Work order: Each line from the start of the data below through the one containing "### What does the optimiser find from here?" must be reproduced exactly.

[Supplied material Boundary: Start]

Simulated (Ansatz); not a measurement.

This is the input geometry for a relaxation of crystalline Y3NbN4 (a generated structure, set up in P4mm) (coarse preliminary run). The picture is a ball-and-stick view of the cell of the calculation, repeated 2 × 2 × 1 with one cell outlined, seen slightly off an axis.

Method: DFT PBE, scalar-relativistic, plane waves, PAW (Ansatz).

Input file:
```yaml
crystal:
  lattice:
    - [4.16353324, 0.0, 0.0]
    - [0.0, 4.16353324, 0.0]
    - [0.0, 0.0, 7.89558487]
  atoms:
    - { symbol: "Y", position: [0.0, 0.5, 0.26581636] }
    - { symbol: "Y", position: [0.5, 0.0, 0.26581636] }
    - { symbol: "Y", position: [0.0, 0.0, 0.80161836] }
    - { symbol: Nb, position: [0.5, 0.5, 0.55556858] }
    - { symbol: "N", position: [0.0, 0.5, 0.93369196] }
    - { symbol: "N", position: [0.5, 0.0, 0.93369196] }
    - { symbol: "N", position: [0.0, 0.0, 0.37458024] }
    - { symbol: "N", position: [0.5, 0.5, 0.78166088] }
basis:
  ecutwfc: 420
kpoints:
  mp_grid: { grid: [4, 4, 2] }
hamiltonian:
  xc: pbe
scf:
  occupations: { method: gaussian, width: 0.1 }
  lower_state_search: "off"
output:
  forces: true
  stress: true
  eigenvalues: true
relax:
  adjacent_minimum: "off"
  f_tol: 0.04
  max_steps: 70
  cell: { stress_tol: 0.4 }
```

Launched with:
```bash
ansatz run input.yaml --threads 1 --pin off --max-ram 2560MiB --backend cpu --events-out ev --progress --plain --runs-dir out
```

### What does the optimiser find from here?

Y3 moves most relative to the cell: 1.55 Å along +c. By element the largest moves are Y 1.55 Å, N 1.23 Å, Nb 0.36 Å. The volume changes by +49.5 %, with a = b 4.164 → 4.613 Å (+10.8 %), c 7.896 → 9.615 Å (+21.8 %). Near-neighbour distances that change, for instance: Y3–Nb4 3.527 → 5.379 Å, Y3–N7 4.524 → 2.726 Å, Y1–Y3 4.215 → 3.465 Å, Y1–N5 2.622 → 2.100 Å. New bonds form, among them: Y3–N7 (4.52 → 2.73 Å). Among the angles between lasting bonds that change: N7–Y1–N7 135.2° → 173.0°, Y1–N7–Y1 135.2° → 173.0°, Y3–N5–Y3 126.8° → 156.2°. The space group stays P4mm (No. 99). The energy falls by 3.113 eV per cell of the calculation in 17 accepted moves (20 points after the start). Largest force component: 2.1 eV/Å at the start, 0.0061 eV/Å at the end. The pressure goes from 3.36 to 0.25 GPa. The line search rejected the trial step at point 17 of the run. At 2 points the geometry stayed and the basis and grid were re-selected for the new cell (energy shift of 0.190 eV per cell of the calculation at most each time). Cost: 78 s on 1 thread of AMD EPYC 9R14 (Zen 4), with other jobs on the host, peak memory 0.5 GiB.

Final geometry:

[Supplied material Boundary: End]

Written response:
Simulated (Ansatz); not a measurement.

This is the input geometry for a relaxation of crystalline Y3NbN4 (a generated structure, set up in P4mm) (coarse preliminary run). The picture is a ball-and-stick view of the cell of the calculation, repeated 2 × 2 × 1 with one cell outlined, seen slightly off an axis.

Method: DFT PBE, scalar-relativistic, plane waves, PAW (Ansatz).

Input file:
```yaml
crystal:
  lattice:
    - [4.16353324, 0.0, 0.0]
    - [0.0, 4.16353324, 0.0]
    - [0.0, 0.0, 7.89558487]
  atoms:
    - { symbol: "Y", position: [0.0, 0.5, 0.26581636] }
    - { symbol: "Y", position: [0.5, 0.0, 0.26581636] }
    - { symbol: "Y", position: [0.0, 0.0, 0.80161836] }
    - { symbol: Nb, position: [0.5, 0.5, 0.55556858] }
    - { symbol: "N", position: [0.0, 0.5, 0.93369196] }
    - { symbol: "N", position: [0.5, 0.0, 0.93369196] }
    - { symbol: "N", position: [0.0, 0.0, 0.37458024] }
    - { symbol: "N", position: [0.5, 0.5, 0.78166088] }
basis:
  ecutwfc: 420
kpoints:
  mp_grid: { grid: [4, 4, 2] }
hamiltonian:
  xc: pbe
scf:
  occupations: { method: gaussian, width: 0.1 }
  lower_state_search: "off"
output:
  forces: true
  stress: true
  eigenvalues: true
relax:
  adjacent_minimum: "off"
  f_tol: 0.04
  max_steps: 70
  cell: { stress_tol: 0.4 }
```

Launched with:
```bash
ansatz run input.yaml --threads 1 --pin off --max-ram 2560MiB --backend cpu --events-out ev --progress --plain --runs-dir out
```

### What does the optimiser find from here?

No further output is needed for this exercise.